### BRIEF:
Repeat, line for line, the entries below from the first line to the line containing "(1) zero (bands 5 and 6 overlap by 2.06 eV).", counting both ends.

### EXTRACTED RECORDS:
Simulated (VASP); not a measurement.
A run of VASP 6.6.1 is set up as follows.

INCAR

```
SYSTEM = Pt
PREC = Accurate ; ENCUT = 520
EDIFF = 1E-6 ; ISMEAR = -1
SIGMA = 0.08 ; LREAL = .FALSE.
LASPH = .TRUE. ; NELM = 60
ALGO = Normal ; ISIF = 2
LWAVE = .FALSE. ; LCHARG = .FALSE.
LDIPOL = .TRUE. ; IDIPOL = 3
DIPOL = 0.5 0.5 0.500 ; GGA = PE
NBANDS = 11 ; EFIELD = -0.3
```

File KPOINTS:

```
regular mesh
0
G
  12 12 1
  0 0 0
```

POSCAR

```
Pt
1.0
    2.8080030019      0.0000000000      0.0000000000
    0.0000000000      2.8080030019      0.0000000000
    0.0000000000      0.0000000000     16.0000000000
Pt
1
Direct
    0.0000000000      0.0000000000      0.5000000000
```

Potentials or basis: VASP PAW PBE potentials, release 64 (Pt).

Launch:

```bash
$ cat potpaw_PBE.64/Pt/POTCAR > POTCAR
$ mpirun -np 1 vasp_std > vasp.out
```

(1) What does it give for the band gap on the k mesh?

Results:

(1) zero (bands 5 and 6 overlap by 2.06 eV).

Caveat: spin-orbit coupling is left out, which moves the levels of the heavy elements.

### WRITTEN RESPONSE:
Simulated (VASP); not a measurement.
A run of VASP 6.6.1 is set up as follows.

INCAR

```
SYSTEM = Pt
PREC = Accurate ; ENCUT = 520
EDIFF = 1E-6 ; ISMEAR = -1
SIGMA = 0.08 ; LREAL = .FALSE.
LASPH = .TRUE. ; NELM = 60
ALGO = Normal ; ISIF = 2
LWAVE = .FALSE. ; LCHARG = .FALSE.
LDIPOL = .TRUE. ; IDIPOL = 3
DIPOL = 0.5 0.5 0.500 ; GGA = PE
NBANDS = 11 ; EFIELD = -0.3
```

File KPOINTS:

```
regular mesh
0
G
  12 12 1
  0 0 0
```

POSCAR

```
Pt
1.0
    2.8080030019      0.0000000000      0.0000000000
    0.0000000000      2.8080030019      0.0000000000
    0.0000000000      0.0000000000     16.0000000000
Pt
1
Direct
    0.0000000000      0.0000000000      0.5000000000
```

Potentials or basis: VASP PAW PBE potentials, release 64 (Pt).

Launch:

```bash
$ cat potpaw_PBE.64/Pt/POTCAR > POTCAR
$ mpirun -np 1 vasp_std > vasp.out
```

(1) What does it give for the band gap on the k mesh?

Results:

(1) zero (bands 5 and 6 overlap by 2.06 eV).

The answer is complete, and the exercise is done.